[INFORMATION PROVIDED — start]

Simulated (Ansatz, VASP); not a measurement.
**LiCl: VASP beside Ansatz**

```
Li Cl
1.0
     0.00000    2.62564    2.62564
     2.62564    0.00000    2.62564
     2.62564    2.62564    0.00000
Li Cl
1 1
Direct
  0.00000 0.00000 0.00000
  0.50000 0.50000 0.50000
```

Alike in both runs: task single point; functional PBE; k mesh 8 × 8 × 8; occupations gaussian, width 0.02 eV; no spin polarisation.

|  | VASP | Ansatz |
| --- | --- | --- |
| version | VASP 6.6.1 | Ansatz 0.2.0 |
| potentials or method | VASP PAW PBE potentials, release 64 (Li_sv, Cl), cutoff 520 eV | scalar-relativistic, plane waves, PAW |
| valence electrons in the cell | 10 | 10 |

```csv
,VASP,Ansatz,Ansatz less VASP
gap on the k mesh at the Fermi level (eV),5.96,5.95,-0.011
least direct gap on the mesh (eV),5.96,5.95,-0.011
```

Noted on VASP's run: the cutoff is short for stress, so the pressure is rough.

[INFORMATION PROVIDED — finish]

▶ [WORK TASK] Every entry above should be retyped exactly as it appears.

▶ [SOLUTION]
Simulated (Ansatz, VASP); not a measurement.
**LiCl: VASP beside Ansatz**

```
Li Cl
1.0
     0.00000    2.62564    2.62564
     2.62564    0.00000    2.62564
     2.62564    2.62564    0.00000
Li Cl
1 1
Direct
  0.00000 0.00000 0.00000
  0.50000 0.50000 0.50000
```

Alike in both runs: task single point; functional PBE; k mesh 8 × 8 × 8; occupations gaussian, width 0.02 eV; no spin polarisation.

|  | VASP | Ansatz |
| --- | --- | --- |
| version | VASP 6.6.1 | Ansatz 0.2.0 |
| potentials or method | VASP PAW PBE potentials, release 64 (Li_sv, Cl), cutoff 520 eV | scalar-relativistic, plane waves, PAW |
| valence electrons in the cell | 10 | 10 |

```csv
,VASP,Ansatz,Ansatz less VASP
gap on the k mesh at the Fermi level (eV),5.96,5.95,-0.011
least direct gap on the mesh (eV),5.96,5.95,-0.011
```

Noted on VASP's run: the cutoff is short for stress, so the pressure is rough.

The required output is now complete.